— Information given —
- - -
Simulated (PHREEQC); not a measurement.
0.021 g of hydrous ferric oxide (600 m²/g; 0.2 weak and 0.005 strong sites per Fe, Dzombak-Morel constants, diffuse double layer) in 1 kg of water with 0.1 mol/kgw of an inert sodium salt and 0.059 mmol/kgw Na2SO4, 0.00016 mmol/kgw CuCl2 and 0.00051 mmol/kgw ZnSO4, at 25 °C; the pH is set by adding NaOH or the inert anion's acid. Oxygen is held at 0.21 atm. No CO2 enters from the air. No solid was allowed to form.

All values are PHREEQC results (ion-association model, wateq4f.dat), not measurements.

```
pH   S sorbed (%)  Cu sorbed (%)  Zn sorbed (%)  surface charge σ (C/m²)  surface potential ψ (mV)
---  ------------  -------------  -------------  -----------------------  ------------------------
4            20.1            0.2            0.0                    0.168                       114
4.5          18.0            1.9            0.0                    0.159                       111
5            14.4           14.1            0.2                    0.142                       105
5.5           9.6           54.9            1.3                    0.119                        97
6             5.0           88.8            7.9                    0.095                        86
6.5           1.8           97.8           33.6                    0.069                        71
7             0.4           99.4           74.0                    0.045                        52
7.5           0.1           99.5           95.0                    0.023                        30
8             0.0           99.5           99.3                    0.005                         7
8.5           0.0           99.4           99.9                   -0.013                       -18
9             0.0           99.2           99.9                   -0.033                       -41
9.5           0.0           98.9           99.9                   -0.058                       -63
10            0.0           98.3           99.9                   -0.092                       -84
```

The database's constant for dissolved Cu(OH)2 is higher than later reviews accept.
- - -

— Required action —
In this exercise, copy only the lines from the opening line of the material through the line where "0.021 g of hydrous" appears.

— Written answer —
Simulated (PHREEQC); not a measurement.
0.021 g of hydrous ferric oxide (600 m²/g; 0.2 weak and 0.005 strong sites per Fe, Dzombak-Morel constants, diffuse double layer) in 1 kg of water with 0.1 mol/kgw of an inert sodium salt and 0.059 mmol/kgw Na2SO4, 0.00016 mmol/kgw CuCl2 and 0.00051 mmol/kgw ZnSO4, at 25 °C; the pH is set by adding NaOH or the inert anion's acid. Oxygen is held at 0.21 atm. No CO2 enters from the air. No solid was allowed to form.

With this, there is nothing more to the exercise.